◆ ◆ ◆ ◆ ◆

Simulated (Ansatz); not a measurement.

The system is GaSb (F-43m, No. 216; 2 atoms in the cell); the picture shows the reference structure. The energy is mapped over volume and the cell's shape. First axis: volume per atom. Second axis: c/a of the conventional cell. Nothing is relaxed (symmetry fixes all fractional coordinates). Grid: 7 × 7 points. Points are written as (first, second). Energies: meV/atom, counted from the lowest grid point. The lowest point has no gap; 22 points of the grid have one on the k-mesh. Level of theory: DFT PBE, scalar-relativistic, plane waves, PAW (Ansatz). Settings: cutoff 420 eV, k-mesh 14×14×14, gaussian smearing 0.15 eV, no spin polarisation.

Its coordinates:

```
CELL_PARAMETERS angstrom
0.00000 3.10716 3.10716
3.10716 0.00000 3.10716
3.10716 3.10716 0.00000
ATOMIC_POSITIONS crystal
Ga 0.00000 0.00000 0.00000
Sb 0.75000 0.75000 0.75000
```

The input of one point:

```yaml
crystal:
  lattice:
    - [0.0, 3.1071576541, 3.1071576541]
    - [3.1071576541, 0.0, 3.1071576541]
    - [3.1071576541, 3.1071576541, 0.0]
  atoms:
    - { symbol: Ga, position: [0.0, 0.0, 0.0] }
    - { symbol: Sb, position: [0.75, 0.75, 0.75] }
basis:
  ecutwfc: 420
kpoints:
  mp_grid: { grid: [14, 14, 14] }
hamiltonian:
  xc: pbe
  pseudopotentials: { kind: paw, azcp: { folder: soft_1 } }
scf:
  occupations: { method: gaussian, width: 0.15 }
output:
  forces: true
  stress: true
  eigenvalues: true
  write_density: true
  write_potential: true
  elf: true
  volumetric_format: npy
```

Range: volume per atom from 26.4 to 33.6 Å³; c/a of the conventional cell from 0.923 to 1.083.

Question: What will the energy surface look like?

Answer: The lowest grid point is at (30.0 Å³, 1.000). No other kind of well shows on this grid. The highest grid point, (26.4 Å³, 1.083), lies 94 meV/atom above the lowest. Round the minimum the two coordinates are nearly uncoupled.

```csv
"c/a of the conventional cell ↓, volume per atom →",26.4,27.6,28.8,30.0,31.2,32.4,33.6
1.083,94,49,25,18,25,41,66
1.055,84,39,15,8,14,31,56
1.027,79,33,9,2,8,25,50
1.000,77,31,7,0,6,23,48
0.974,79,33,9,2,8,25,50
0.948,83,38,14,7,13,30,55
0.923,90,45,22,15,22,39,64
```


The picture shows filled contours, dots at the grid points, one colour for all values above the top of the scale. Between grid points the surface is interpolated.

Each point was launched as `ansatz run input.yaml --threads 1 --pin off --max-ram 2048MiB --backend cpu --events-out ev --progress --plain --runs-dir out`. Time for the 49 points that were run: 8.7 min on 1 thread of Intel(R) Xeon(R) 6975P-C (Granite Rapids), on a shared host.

◆ ◆ ◆ ◆ ◆

BRIEF: Return, unchanged, the run of lines above that opens with the line containing "The input of" and closes with the line containing "The picture shows filled". Include both.

WRITTEN RESPONSE:
The input of one point:

```yaml
crystal:
  lattice:
    - [0.0, 3.1071576541, 3.1071576541]
    - [3.1071576541, 0.0, 3.1071576541]
    - [3.1071576541, 3.1071576541, 0.0]
  atoms:
    - { symbol: Ga, position: [0.0, 0.0, 0.0] }
    - { symbol: Sb, position: [0.75, 0.75, 0.75] }
basis:
  ecutwfc: 420
kpoints:
  mp_grid: { grid: [14, 14, 14] }
hamiltonian:
  xc: pbe
  pseudopotentials: { kind: paw, azcp: { folder: soft_1 } }
scf:
  occupations: { method: gaussian, width: 0.15 }
output:
  forces: true
  stress: true
  eigenvalues: true
  write_density: true
  write_potential: true
  elf: true
  volumetric_format: npy
```

Range: volume per atom from 26.4 to 33.6 Å³; c/a of the conventional cell from 0.923 to 1.083.

Question: What will the energy surface look like?

Answer: The lowest grid point is at (30.0 Å³, 1.000). No other kind of well shows on this grid. The highest grid point, (26.4 Å³, 1.083), lies 94 meV/atom above the lowest. Round the minimum the two coordinates are nearly uncoupled.

```csv
"c/a of the conventional cell ↓, volume per atom →",26.4,27.6,28.8,30.0,31.2,32.4,33.6
1.083,94,49,25,18,25,41,66
1.055,84,39,15,8,14,31,56
1.027,79,33,9,2,8,25,50
1.000,77,31,7,0,6,23,48
0.974,79,33,9,2,8,25,50
0.948,83,38,14,7,13,30,55
0.923,90,45,22,15,22,39,64
```


The picture shows filled contours, dots at the grid points, one colour for all values above the top of the scale. Between grid points the surface is interpolated.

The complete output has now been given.